> REQUIREMENT
From the entries below, reproduce exactly the line containing "8.37 | 62 s |", the line containing "8.80 | 23 s |", and every line in between, with nothing added.

> GIVEN ENTRIES
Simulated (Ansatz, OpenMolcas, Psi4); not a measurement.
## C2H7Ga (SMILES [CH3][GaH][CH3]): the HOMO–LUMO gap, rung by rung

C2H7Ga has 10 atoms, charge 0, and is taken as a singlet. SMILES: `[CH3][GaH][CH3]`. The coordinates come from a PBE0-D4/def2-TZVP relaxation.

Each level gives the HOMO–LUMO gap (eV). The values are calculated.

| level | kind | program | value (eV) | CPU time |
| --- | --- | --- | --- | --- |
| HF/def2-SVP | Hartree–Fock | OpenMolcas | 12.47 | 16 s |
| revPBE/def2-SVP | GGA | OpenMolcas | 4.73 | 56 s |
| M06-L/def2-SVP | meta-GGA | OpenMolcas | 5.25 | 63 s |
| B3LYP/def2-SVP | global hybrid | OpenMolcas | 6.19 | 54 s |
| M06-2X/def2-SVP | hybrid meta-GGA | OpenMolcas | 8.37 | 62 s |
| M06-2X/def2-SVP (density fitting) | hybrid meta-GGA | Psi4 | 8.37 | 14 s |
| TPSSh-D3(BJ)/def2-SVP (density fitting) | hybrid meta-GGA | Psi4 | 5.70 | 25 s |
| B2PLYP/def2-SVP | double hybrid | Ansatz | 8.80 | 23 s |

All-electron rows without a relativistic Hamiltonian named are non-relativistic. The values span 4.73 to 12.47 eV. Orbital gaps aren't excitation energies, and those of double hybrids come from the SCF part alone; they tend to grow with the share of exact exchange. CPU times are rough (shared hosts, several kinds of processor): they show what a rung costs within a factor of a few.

> WRITTEN RESPONSE
| M06-2X/def2-SVP | hybrid meta-GGA | OpenMolcas | 8.37 | 62 s |
| M06-2X/def2-SVP (density fitting) | hybrid meta-GGA | Psi4 | 8.37 | 14 s |
| TPSSh-D3(BJ)/def2-SVP (density fitting) | hybrid meta-GGA | Psi4 | 5.70 | 25 s |
| B2PLYP/def2-SVP | double hybrid | Ansatz | 8.80 | 23 s |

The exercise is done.